◆ Work order:
Every entry should be copied exactly, with nothing added or dropped.

◆ Records shown:
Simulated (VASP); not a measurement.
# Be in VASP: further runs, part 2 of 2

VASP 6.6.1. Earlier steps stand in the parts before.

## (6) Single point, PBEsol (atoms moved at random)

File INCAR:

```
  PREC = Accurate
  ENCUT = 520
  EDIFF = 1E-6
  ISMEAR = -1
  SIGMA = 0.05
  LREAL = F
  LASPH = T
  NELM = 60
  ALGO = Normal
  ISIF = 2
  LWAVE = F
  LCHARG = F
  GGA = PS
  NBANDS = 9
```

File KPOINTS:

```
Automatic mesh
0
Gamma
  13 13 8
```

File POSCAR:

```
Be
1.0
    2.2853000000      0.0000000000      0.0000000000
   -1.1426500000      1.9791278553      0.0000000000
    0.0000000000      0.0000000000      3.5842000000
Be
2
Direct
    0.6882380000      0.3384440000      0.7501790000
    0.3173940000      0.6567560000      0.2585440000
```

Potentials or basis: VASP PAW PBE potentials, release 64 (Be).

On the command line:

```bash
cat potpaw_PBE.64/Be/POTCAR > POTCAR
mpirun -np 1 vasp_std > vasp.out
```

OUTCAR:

◆ Task response:
Simulated (VASP); not a measurement.
# Be in VASP: further runs, part 2 of 2

VASP 6.6.1. Earlier steps stand in the parts before.

## (6) Single point, PBEsol (atoms moved at random)

File INCAR:

```
  PREC = Accurate
  ENCUT = 520
  EDIFF = 1E-6
  ISMEAR = -1
  SIGMA = 0.05
  LREAL = F
  LASPH = T
  NELM = 60
  ALGO = Normal
  ISIF = 2
  LWAVE = F
  LCHARG = F
  GGA = PS
  NBANDS = 9
```

File KPOINTS:

```
Automatic mesh
0
Gamma
  13 13 8
```

File POSCAR:

```
Be
1.0
    2.2853000000      0.0000000000      0.0000000000
   -1.1426500000      1.9791278553      0.0000000000
    0.0000000000      0.0000000000      3.5842000000
Be
2
Direct
    0.6882380000      0.3384440000      0.7501790000
    0.3173940000      0.6567560000      0.2585440000
```

Potentials or basis: VASP PAW PBE potentials, release 64 (Be).

On the command line:

```bash
cat potpaw_PBE.64/Be/POTCAR > POTCAR
mpirun -np 1 vasp_std > vasp.out
```

OUTCAR:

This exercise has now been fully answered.